### Requirement
Once you have read the listing, write it all out exactly.

========
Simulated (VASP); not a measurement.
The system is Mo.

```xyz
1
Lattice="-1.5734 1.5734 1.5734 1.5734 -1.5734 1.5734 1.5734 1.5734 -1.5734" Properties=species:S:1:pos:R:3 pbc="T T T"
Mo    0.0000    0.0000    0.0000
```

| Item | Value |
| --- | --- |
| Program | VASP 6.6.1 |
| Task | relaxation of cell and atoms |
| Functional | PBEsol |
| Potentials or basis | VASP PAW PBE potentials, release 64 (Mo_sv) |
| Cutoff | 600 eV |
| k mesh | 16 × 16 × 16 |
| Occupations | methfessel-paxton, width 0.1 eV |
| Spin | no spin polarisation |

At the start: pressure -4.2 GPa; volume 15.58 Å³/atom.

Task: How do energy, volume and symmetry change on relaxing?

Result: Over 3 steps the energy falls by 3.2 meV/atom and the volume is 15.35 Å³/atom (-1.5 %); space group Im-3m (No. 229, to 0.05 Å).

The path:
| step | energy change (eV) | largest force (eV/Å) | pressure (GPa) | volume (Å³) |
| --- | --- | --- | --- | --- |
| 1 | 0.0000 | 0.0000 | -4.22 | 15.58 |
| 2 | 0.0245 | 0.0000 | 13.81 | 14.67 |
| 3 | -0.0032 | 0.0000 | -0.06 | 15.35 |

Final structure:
========

### Worked solution
Simulated (VASP); not a measurement.
The system is Mo.

```xyz
1
Lattice="-1.5734 1.5734 1.5734 1.5734 -1.5734 1.5734 1.5734 1.5734 -1.5734" Properties=species:S:1:pos:R:3 pbc="T T T"
Mo    0.0000    0.0000    0.0000
```

| Item | Value |
| --- | --- |
| Program | VASP 6.6.1 |
| Task | relaxation of cell and atoms |
| Functional | PBEsol |
| Potentials or basis | VASP PAW PBE potentials, release 64 (Mo_sv) |
| Cutoff | 600 eV |
| k mesh | 16 × 16 × 16 |
| Occupations | methfessel-paxton, width 0.1 eV |
| Spin | no spin polarisation |

At the start: pressure -4.2 GPa; volume 15.58 Å³/atom.

Task: How do energy, volume and symmetry change on relaxing?

Result: Over 3 steps the energy falls by 3.2 meV/atom and the volume is 15.35 Å³/atom (-1.5 %); space group Im-3m (No. 229, to 0.05 Å).

The path:
| step | energy change (eV) | largest force (eV/Å) | pressure (GPa) | volume (Å³) |
| --- | --- | --- | --- | --- |
| 1 | 0.0000 | 0.0000 | -4.22 | 15.58 |
| 2 | 0.0245 | 0.0000 | 13.81 | 14.67 |
| 3 | -0.0032 | 0.0000 | -0.06 | 15.35 |

Final structure:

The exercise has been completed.